▶ _ACTION ITEM_
From the first line of the data through the line containing "83.7 bohr³.", return each line exactly.

▶ _DATA TO EXAMINE_
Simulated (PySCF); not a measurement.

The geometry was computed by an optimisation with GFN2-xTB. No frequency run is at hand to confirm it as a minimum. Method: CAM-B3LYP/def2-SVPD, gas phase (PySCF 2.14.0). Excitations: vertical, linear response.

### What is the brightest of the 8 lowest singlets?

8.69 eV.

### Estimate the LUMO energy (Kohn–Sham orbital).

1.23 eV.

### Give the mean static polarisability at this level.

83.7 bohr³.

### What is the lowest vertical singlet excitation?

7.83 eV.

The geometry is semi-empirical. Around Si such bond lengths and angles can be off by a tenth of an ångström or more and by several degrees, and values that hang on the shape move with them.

▶ _SOLUTION_
Simulated (PySCF); not a measurement.

The geometry was computed by an optimisation with GFN2-xTB. No frequency run is at hand to confirm it as a minimum. Method: CAM-B3LYP/def2-SVPD, gas phase (PySCF 2.14.0). Excitations: vertical, linear response.

### What is the brightest of the 8 lowest singlets?

8.69 eV.

### Estimate the LUMO energy (Kohn–Sham orbital).

1.23 eV.

### Give the mean static polarisability at this level.

83.7 bohr³.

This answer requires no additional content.